*Action item*. Below is a listing. Set down exactly the lines from the one containing "# A series of single points on KF" through the one containing "Figure 1. The", both ends included, and leave out the rest.

(Provided information Opens)

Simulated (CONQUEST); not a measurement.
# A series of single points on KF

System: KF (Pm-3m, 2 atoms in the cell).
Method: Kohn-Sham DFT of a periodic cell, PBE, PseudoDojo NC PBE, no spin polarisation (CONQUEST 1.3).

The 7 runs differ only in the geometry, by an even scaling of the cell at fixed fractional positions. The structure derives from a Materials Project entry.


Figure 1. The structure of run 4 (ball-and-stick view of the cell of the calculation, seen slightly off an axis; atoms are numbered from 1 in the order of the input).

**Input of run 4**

(Provided information Closes)

*Solution*.
# A series of single points on KF

System: KF (Pm-3m, 2 atoms in the cell).
Method: Kohn-Sham DFT of a periodic cell, PBE, PseudoDojo NC PBE, no spin polarisation (CONQUEST 1.3).

The 7 runs differ only in the geometry, by an even scaling of the cell at fixed fractional positions. The structure derives from a Materials Project entry.


Figure 1. The structure of run 4 (ball-and-stick view of the cell of the calculation, seen slightly off an axis; atoms are numbered from 1 in the order of the input).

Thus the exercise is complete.